_Work order_
Reproduce all of the material, keeping each line intact.

——

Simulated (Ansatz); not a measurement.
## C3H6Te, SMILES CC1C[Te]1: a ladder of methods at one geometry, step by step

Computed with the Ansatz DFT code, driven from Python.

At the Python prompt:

——

_Exercise result_
Simulated (Ansatz); not a measurement.
## C3H6Te, SMILES CC1C[Te]1: a ladder of methods at one geometry, step by step

Computed with the Ansatz DFT code, driven from Python.

At the Python prompt:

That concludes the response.